━━━━

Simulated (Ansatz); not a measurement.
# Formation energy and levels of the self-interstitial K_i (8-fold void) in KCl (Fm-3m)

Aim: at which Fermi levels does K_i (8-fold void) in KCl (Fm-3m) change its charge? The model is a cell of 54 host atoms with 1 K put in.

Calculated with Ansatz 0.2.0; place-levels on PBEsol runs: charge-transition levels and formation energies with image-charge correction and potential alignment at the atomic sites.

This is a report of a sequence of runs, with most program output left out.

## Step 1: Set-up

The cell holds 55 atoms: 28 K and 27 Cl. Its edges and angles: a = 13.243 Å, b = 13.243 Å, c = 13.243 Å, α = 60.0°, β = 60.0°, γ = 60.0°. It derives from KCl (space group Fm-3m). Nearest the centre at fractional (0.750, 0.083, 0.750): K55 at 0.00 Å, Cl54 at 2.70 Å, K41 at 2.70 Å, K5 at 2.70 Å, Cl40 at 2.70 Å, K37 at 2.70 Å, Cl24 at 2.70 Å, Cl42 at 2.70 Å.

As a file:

━━━━

*Work request:*
Reproduce only the lines above, starting at the line with "Calculated with Ansatz" and ending at the line with "## Step 1: Set-up", exactly as written.

*Exercise answer:*
Calculated with Ansatz 0.2.0; place-levels on PBEsol runs: charge-transition levels and formation energies with image-charge correction and potential alignment at the atomic sites.

This is a report of a sequence of runs, with most program output left out.

## Step 1: Set-up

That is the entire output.